Given entries.
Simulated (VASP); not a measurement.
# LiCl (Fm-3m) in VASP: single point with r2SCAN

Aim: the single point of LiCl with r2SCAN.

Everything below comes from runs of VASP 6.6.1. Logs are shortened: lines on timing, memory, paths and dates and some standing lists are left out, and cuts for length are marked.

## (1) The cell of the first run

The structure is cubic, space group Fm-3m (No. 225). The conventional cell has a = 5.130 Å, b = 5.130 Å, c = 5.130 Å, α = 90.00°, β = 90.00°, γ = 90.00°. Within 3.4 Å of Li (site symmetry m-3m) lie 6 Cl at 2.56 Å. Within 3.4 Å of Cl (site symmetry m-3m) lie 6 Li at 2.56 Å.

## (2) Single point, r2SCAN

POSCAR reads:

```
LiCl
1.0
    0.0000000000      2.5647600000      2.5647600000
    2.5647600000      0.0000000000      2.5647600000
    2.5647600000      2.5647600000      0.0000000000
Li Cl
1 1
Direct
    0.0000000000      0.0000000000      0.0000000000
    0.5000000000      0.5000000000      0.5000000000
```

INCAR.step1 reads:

Exercise.
Retype the material exactly, including every line.

Reply.
Simulated (VASP); not a measurement.
# LiCl (Fm-3m) in VASP: single point with r2SCAN

Aim: the single point of LiCl with r2SCAN.

Everything below comes from runs of VASP 6.6.1. Logs are shortened: lines on timing, memory, paths and dates and some standing lists are left out, and cuts for length are marked.

## (1) The cell of the first run

The structure is cubic, space group Fm-3m (No. 225). The conventional cell has a = 5.130 Å, b = 5.130 Å, c = 5.130 Å, α = 90.00°, β = 90.00°, γ = 90.00°. Within 3.4 Å of Li (site symmetry m-3m) lie 6 Cl at 2.56 Å. Within 3.4 Å of Cl (site symmetry m-3m) lie 6 Li at 2.56 Å.

## (2) Single point, r2SCAN

POSCAR reads:

```
LiCl
1.0
    0.0000000000      2.5647600000      2.5647600000
    2.5647600000      0.0000000000      2.5647600000
    2.5647600000      2.5647600000      0.0000000000
Li Cl
1 1
Direct
    0.0000000000      0.0000000000      0.0000000000
    0.5000000000      0.5000000000      0.5000000000
```

INCAR.step1 reads:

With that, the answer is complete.